Assigned task →
In the listing below, the lines from the first through the one with "(1) Which molecule is it?" are to be copied word for word.

__________________________________________________

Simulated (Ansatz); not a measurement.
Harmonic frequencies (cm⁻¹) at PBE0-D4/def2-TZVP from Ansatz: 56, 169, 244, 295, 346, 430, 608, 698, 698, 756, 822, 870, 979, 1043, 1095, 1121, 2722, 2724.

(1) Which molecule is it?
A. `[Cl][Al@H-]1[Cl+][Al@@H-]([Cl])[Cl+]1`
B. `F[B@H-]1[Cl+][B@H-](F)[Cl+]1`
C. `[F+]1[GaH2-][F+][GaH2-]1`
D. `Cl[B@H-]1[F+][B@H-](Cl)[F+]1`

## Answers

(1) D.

__________________________________________________

Written solution →
Simulated (Ansatz); not a measurement.
Harmonic frequencies (cm⁻¹) at PBE0-D4/def2-TZVP from Ansatz: 56, 169, 244, 295, 346, 430, 608, 698, 698, 756, 822, 870, 979, 1043, 1095, 1121, 2722, 2724.

(1) Which molecule is it?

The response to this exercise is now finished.